**WORK TASK:** Exactly as they appear, copy the lines from the start of the entries below to the line containing "Problem. Extrapolate to zero step.", both ends included.

================================

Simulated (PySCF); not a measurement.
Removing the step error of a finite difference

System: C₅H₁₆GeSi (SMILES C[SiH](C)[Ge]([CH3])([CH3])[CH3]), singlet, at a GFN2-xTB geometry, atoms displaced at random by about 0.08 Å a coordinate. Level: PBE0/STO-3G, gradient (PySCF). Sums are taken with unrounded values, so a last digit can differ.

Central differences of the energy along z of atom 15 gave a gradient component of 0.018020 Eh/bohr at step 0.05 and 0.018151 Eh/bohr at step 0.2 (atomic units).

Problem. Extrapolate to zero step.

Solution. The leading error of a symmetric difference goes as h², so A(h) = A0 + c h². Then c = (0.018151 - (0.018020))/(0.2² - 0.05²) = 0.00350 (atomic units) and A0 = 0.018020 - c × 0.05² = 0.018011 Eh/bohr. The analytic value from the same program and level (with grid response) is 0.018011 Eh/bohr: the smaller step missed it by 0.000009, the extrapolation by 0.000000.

================================

**TASK RESULT:**
Simulated (PySCF); not a measurement.
Removing the step error of a finite difference

System: C₅H₁₆GeSi (SMILES C[SiH](C)[Ge]([CH3])([CH3])[CH3]), singlet, at a GFN2-xTB geometry, atoms displaced at random by about 0.08 Å a coordinate. Level: PBE0/STO-3G, gradient (PySCF). Sums are taken with unrounded values, so a last digit can differ.

Central differences of the energy along z of atom 15 gave a gradient component of 0.018020 Eh/bohr at step 0.05 and 0.018151 Eh/bohr at step 0.2 (atomic units).

Problem. Extrapolate to zero step.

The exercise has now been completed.